*** DATA EXTRACTS ***

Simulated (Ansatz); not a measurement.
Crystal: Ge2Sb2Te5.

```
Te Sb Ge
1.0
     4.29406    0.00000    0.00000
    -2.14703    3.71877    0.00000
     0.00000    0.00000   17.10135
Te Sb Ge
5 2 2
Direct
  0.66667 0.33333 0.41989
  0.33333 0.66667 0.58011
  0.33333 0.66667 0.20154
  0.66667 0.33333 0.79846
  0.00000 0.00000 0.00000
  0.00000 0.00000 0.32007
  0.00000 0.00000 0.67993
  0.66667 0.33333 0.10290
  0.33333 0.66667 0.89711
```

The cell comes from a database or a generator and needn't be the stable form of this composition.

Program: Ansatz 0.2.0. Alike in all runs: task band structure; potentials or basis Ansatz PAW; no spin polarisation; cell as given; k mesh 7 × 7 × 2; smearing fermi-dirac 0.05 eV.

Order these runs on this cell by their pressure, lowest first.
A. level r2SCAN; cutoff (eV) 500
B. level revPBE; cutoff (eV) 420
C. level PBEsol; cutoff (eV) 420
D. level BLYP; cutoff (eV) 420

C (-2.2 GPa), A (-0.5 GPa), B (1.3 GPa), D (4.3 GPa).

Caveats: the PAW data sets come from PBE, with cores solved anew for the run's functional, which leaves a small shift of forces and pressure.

***

## [WORK ITEM]
All the lines above are to be copied exactly, with none left out.

## [WRITTEN SOLUTION]
Simulated (Ansatz); not a measurement.
Crystal: Ge2Sb2Te5.

```
Te Sb Ge
1.0
     4.29406    0.00000    0.00000
    -2.14703    3.71877    0.00000
     0.00000    0.00000   17.10135
Te Sb Ge
5 2 2
Direct
  0.66667 0.33333 0.41989
  0.33333 0.66667 0.58011
  0.33333 0.66667 0.20154
  0.66667 0.33333 0.79846
  0.00000 0.00000 0.00000
  0.00000 0.00000 0.32007
  0.00000 0.00000 0.67993
  0.66667 0.33333 0.10290
  0.33333 0.66667 0.89711
```

The cell comes from a database or a generator and needn't be the stable form of this composition.

Program: Ansatz 0.2.0. Alike in all runs: task band structure; potentials or basis Ansatz PAW; no spin polarisation; cell as given; k mesh 7 × 7 × 2; smearing fermi-dirac 0.05 eV.

Order these runs on this cell by their pressure, lowest first.
A. level r2SCAN; cutoff (eV) 500
B. level revPBE; cutoff (eV) 420
C. level PBEsol; cutoff (eV) 420
D. level BLYP; cutoff (eV) 420

C (-2.2 GPa), A (-0.5 GPa), B (1.3 GPa), D (4.3 GPa).

Caveats: the PAW data sets come from PBE, with cores solved anew for the run's functional, which leaves a small shift of forces and pressure.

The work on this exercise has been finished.